= Brief =
Reproduce each line below with no alterations.

= Supplied records =
····················

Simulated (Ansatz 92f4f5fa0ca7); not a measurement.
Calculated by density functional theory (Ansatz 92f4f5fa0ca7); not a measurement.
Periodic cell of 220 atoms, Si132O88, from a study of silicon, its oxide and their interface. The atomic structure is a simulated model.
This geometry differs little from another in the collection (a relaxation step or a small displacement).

····················

= Result =
Simulated (Ansatz 92f4f5fa0ca7); not a measurement.
Calculated by density functional theory (Ansatz 92f4f5fa0ca7); not a measurement.
Periodic cell of 220 atoms, Si132O88, from a study of silicon, its oxide and their interface. The atomic structure is a simulated model.
This geometry differs little from another in the collection (a relaxation step or a small displacement).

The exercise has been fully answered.